#### [Action item]
Return the whole listing, keeping every character the same.

#### [Provided material]
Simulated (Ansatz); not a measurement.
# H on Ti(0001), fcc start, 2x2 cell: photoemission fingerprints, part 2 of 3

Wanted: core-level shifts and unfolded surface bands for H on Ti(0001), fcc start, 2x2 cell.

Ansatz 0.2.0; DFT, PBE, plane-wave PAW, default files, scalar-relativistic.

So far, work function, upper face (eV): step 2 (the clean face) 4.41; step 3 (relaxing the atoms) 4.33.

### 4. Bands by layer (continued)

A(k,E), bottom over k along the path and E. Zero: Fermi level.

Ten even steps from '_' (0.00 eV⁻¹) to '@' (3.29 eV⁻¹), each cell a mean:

#### [Your solution]
Simulated (Ansatz); not a measurement.
# H on Ti(0001), fcc start, 2x2 cell: photoemission fingerprints, part 2 of 3

Wanted: core-level shifts and unfolded surface bands for H on Ti(0001), fcc start, 2x2 cell.

Ansatz 0.2.0; DFT, PBE, plane-wave PAW, default files, scalar-relativistic.

So far, work function, upper face (eV): step 2 (the clean face) 4.41; step 3 (relaxing the atoms) 4.33.

### 4. Bands by layer (continued)

A(k,E), bottom over k along the path and E. Zero: Fermi level.

Ten even steps from '_' (0.00 eV⁻¹) to '@' (3.29 eV⁻¹), each cell a mean:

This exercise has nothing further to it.